DATA RECORDS ->
--- --- ---

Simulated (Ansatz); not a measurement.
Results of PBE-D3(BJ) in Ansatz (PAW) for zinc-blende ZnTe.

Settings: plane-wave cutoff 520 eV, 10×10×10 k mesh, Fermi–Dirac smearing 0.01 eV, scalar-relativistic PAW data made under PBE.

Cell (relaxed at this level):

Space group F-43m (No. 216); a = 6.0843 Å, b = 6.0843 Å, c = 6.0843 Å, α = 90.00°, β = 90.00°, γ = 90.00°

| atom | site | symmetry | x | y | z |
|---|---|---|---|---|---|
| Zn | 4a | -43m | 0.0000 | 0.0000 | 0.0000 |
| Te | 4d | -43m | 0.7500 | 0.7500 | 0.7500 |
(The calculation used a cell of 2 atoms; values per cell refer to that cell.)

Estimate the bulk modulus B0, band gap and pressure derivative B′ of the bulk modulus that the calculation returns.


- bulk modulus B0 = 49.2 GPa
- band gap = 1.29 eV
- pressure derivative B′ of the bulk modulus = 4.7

--- --- ---

EXERCISE -> Your task is to output the material above exactly.

EXERCISE RESPONSE ->
Simulated (Ansatz); not a measurement.
Results of PBE-D3(BJ) in Ansatz (PAW) for zinc-blende ZnTe.

Settings: plane-wave cutoff 520 eV, 10×10×10 k mesh, Fermi–Dirac smearing 0.01 eV, scalar-relativistic PAW data made under PBE.

Cell (relaxed at this level):

Space group F-43m (No. 216); a = 6.0843 Å, b = 6.0843 Å, c = 6.0843 Å, α = 90.00°, β = 90.00°, γ = 90.00°

| atom | site | symmetry | x | y | z |
|---|---|---|---|---|---|
| Zn | 4a | -43m | 0.0000 | 0.0000 | 0.0000 |
| Te | 4d | -43m | 0.7500 | 0.7500 | 0.7500 |
(The calculation used a cell of 2 atoms; values per cell refer to that cell.)

Estimate the bulk modulus B0, band gap and pressure derivative B′ of the bulk modulus that the calculation returns.


- bulk modulus B0 = 49.2 GPa
- band gap = 1.29 eV
- pressure derivative B′ of the bulk modulus = 4.7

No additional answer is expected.